TASK ITEM » The data beneath this task has to be reprinted character for character.

DATASET »
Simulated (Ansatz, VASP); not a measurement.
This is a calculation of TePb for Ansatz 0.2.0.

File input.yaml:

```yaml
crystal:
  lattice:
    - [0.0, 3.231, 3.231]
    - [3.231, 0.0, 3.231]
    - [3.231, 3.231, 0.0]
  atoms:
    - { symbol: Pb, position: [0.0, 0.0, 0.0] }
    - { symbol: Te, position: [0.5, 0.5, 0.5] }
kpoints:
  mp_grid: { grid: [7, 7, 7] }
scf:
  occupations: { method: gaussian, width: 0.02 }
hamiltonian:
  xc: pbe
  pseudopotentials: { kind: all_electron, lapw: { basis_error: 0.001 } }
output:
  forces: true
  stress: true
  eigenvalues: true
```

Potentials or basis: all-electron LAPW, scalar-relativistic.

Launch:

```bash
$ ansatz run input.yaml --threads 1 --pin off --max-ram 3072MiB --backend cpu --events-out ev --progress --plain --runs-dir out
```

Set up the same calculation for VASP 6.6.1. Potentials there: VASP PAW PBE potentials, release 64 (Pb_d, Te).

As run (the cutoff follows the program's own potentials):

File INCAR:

ANSWER SPACE »
Simulated (Ansatz, VASP); not a measurement.
This is a calculation of TePb for Ansatz 0.2.0.

File input.yaml:

```yaml
crystal:
  lattice:
    - [0.0, 3.231, 3.231]
    - [3.231, 0.0, 3.231]
    - [3.231, 3.231, 0.0]
  atoms:
    - { symbol: Pb, position: [0.0, 0.0, 0.0] }
    - { symbol: Te, position: [0.5, 0.5, 0.5] }
kpoints:
  mp_grid: { grid: [7, 7, 7] }
scf:
  occupations: { method: gaussian, width: 0.02 }
hamiltonian:
  xc: pbe
  pseudopotentials: { kind: all_electron, lapw: { basis_error: 0.001 } }
output:
  forces: true
  stress: true
  eigenvalues: true
```

Potentials or basis: all-electron LAPW, scalar-relativistic.

Launch:

```bash
$ ansatz run input.yaml --threads 1 --pin off --max-ram 3072MiB --backend cpu --events-out ev --progress --plain --runs-dir out
```

Set up the same calculation for VASP 6.6.1. Potentials there: VASP PAW PBE potentials, release 64 (Pb_d, Te).

As run (the cutoff follows the program's own potentials):

File INCAR:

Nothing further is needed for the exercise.